» **Assigned task**:
Reproduce the records word for word, from the first line to the line containing "The ground-state density comes first.".

= Beginning of Section =

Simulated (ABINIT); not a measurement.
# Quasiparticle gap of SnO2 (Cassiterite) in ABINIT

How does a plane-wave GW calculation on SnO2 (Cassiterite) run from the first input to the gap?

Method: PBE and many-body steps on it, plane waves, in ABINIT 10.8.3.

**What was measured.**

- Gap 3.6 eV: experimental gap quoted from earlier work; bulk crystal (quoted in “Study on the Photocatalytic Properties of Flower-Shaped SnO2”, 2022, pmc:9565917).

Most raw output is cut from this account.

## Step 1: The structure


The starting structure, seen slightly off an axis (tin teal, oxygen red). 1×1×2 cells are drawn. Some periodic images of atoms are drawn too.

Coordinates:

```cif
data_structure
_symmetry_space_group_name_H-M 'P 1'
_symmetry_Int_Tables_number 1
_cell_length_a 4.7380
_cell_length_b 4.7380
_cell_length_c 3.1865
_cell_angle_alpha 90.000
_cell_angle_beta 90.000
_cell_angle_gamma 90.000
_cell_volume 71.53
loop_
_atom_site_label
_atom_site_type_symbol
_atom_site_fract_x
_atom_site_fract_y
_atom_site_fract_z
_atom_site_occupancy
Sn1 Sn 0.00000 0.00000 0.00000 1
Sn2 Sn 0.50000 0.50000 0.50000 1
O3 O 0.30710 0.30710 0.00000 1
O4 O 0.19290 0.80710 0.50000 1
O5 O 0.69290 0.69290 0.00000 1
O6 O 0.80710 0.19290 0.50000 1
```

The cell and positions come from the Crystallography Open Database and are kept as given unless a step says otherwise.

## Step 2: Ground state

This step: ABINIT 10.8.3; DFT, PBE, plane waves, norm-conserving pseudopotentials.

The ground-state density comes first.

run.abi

= End of Section =

» **Exercise answer**:
Simulated (ABINIT); not a measurement.
# Quasiparticle gap of SnO2 (Cassiterite) in ABINIT

How does a plane-wave GW calculation on SnO2 (Cassiterite) run from the first input to the gap?

Method: PBE and many-body steps on it, plane waves, in ABINIT 10.8.3.

**What was measured.**

- Gap 3.6 eV: experimental gap quoted from earlier work; bulk crystal (quoted in “Study on the Photocatalytic Properties of Flower-Shaped SnO2”, 2022, pmc:9565917).

Most raw output is cut from this account.

## Step 1: The structure


The starting structure, seen slightly off an axis (tin teal, oxygen red). 1×1×2 cells are drawn. Some periodic images of atoms are drawn too.

Coordinates:

```cif
data_structure
_symmetry_space_group_name_H-M 'P 1'
_symmetry_Int_Tables_number 1
_cell_length_a 4.7380
_cell_length_b 4.7380
_cell_length_c 3.1865
_cell_angle_alpha 90.000
_cell_angle_beta 90.000
_cell_angle_gamma 90.000
_cell_volume 71.53
loop_
_atom_site_label
_atom_site_type_symbol
_atom_site_fract_x
_atom_site_fract_y
_atom_site_fract_z
_atom_site_occupancy
Sn1 Sn 0.00000 0.00000 0.00000 1
Sn2 Sn 0.50000 0.50000 0.50000 1
O3 O 0.30710 0.30710 0.00000 1
O4 O 0.19290 0.80710 0.50000 1
O5 O 0.69290 0.69290 0.00000 1
O6 O 0.80710 0.19290 0.50000 1
```

The cell and positions come from the Crystallography Open Database and are kept as given unless a step says otherwise.

## Step 2: Ground state

This step: ABINIT 10.8.3; DFT, PBE, plane waves, norm-conserving pseudopotentials.

The ground-state density comes first.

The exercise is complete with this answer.